Work task
For this exercise, print the records below verbatim.

□ □ □ □ □

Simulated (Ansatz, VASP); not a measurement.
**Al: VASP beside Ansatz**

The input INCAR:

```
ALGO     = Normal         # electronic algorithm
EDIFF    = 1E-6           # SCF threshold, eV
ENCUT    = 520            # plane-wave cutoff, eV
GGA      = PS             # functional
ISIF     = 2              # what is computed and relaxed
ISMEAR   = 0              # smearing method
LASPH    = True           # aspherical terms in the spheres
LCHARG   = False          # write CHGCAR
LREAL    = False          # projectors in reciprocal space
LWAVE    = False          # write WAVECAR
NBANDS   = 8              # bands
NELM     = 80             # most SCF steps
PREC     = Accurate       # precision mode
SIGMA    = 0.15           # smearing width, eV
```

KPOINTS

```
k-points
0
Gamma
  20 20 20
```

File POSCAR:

□ □ □ □ □

Answer area
Simulated (Ansatz, VASP); not a measurement.
**Al: VASP beside Ansatz**

The input INCAR:

```
ALGO     = Normal         # electronic algorithm
EDIFF    = 1E-6           # SCF threshold, eV
ENCUT    = 520            # plane-wave cutoff, eV
GGA      = PS             # functional
ISIF     = 2              # what is computed and relaxed
ISMEAR   = 0              # smearing method
LASPH    = True           # aspherical terms in the spheres
LCHARG   = False          # write CHGCAR
LREAL    = False          # projectors in reciprocal space
LWAVE    = False          # write WAVECAR
NBANDS   = 8              # bands
NELM     = 80             # most SCF steps
PREC     = Accurate       # precision mode
SIGMA    = 0.15           # smearing width, eV
```

KPOINTS

```
k-points
0
Gamma
  20 20 20
```

File POSCAR:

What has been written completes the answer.